Activity: The listing that follows is to be repeated exactly.

-----

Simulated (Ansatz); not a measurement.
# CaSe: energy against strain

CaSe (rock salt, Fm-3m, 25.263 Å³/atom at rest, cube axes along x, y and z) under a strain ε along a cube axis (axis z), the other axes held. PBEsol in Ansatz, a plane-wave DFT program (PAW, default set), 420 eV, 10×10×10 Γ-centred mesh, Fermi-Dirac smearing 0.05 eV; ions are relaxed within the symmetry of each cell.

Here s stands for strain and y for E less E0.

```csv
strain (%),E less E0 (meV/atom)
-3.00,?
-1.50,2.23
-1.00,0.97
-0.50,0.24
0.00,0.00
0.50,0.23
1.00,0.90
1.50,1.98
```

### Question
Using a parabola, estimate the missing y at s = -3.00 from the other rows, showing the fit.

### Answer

-----

Written response:
Simulated (Ansatz); not a measurement.
# CaSe: energy against strain

CaSe (rock salt, Fm-3m, 25.263 Å³/atom at rest, cube axes along x, y and z) under a strain ε along a cube axis (axis z), the other axes held. PBEsol in Ansatz, a plane-wave DFT program (PAW, default set), 420 eV, 10×10×10 Γ-centred mesh, Fermi-Dirac smearing 0.05 eV; ions are relaxed within the symmetry of each cell.

Here s stands for strain and y for E less E0.

```csv
strain (%),E less E0 (meV/atom)
-3.00,?
-1.50,2.23
-1.00,0.97
-0.50,0.24
0.00,0.00
0.50,0.23
1.00,0.90
1.50,1.98
```

### Question
Using a parabola, estimate the missing y at s = -3.00 from the other rows, showing the fit.

### Answer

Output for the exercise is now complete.